The data below should be copied over with complete accuracy.

================

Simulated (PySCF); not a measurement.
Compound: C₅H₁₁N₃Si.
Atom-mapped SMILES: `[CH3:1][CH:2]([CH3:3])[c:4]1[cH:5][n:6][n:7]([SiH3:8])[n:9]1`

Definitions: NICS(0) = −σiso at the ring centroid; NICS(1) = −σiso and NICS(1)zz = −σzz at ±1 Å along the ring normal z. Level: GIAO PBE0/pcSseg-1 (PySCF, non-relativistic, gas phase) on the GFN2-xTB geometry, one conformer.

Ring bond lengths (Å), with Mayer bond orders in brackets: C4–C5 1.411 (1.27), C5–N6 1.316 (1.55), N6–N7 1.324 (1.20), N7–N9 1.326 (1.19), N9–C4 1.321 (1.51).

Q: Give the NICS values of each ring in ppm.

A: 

================

- [RESULT]
Simulated (PySCF); not a measurement.
Compound: C₅H₁₁N₃Si.
Atom-mapped SMILES: `[CH3:1][CH:2]([CH3:3])[c:4]1[cH:5][n:6][n:7]([SiH3:8])[n:9]1`

Definitions: NICS(0) = −σiso at the ring centroid; NICS(1) = −σiso and NICS(1)zz = −σzz at ±1 Å along the ring normal z. Level: GIAO PBE0/pcSseg-1 (PySCF, non-relativistic, gas phase) on the GFN2-xTB geometry, one conformer.

Ring bond lengths (Å), with Mayer bond orders in brackets: C4–C5 1.411 (1.27), C5–N6 1.316 (1.55), N6–N7 1.324 (1.20), N7–N9 1.326 (1.19), N9–C4 1.321 (1.51).

Q: Give the NICS values of each ring in ppm.

A: 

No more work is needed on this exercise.